____________

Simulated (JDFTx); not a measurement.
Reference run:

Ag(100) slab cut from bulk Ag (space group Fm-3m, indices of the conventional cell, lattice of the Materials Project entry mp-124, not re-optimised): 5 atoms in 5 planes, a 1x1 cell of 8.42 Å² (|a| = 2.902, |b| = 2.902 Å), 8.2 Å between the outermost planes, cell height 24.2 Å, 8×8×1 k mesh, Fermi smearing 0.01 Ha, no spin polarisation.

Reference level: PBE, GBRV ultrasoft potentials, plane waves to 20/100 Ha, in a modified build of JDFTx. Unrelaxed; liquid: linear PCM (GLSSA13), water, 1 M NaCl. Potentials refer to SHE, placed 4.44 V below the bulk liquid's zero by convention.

____________

Reproduce every record above exactly as it is written.

Written answer
Simulated (JDFTx); not a measurement.
Reference run:

Ag(100) slab cut from bulk Ag (space group Fm-3m, indices of the conventional cell, lattice of the Materials Project entry mp-124, not re-optimised): 5 atoms in 5 planes, a 1x1 cell of 8.42 Å² (|a| = 2.902, |b| = 2.902 Å), 8.2 Å between the outermost planes, cell height 24.2 Å, 8×8×1 k mesh, Fermi smearing 0.01 Ha, no spin polarisation.

Reference level: PBE, GBRV ultrasoft potentials, plane waves to 20/100 Ha, in a modified build of JDFTx. Unrelaxed; liquid: linear PCM (GLSSA13), water, 1 M NaCl. Potentials refer to SHE, placed 4.44 V below the bulk liquid's zero by convention.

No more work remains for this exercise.